## Exercise
Below are some entries. Output each one exactly as it appears.

## Data excerpts
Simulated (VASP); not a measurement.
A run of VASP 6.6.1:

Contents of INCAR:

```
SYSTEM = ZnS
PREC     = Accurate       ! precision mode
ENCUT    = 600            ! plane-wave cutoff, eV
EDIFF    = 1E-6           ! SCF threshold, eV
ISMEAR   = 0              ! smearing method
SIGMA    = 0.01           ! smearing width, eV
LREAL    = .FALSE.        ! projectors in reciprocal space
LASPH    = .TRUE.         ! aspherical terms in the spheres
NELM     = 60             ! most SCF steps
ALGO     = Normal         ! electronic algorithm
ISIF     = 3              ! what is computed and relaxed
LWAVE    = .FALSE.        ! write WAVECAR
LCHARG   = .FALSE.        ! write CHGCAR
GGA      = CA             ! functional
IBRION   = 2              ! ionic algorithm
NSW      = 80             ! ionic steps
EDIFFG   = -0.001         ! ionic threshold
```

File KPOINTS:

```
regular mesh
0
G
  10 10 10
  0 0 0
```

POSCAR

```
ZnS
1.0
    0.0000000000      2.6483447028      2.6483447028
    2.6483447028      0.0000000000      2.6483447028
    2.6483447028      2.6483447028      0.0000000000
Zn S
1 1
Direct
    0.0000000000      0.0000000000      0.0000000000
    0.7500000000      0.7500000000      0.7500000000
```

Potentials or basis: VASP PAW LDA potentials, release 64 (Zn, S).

## Your response
Simulated (VASP); not a measurement.
A run of VASP 6.6.1:

Contents of INCAR:

```
SYSTEM = ZnS
PREC     = Accurate       ! precision mode
ENCUT    = 600            ! plane-wave cutoff, eV
EDIFF    = 1E-6           ! SCF threshold, eV
ISMEAR   = 0              ! smearing method
SIGMA    = 0.01           ! smearing width, eV
LREAL    = .FALSE.        ! projectors in reciprocal space
LASPH    = .TRUE.         ! aspherical terms in the spheres
NELM     = 60             ! most SCF steps
ALGO     = Normal         ! electronic algorithm
ISIF     = 3              ! what is computed and relaxed
LWAVE    = .FALSE.        ! write WAVECAR
LCHARG   = .FALSE.        ! write CHGCAR
GGA      = CA             ! functional
IBRION   = 2              ! ionic algorithm
NSW      = 80             ! ionic steps
EDIFFG   = -0.001         ! ionic threshold
```

File KPOINTS:

```
regular mesh
0
G
  10 10 10
  0 0 0
```

POSCAR

```
ZnS
1.0
    0.0000000000      2.6483447028      2.6483447028
    2.6483447028      0.0000000000      2.6483447028
    2.6483447028      2.6483447028      0.0000000000
Zn S
1 1
Direct
    0.0000000000      0.0000000000      0.0000000000
    0.7500000000      0.7500000000      0.7500000000
```

Potentials or basis: VASP PAW LDA potentials, release 64 (Zn, S).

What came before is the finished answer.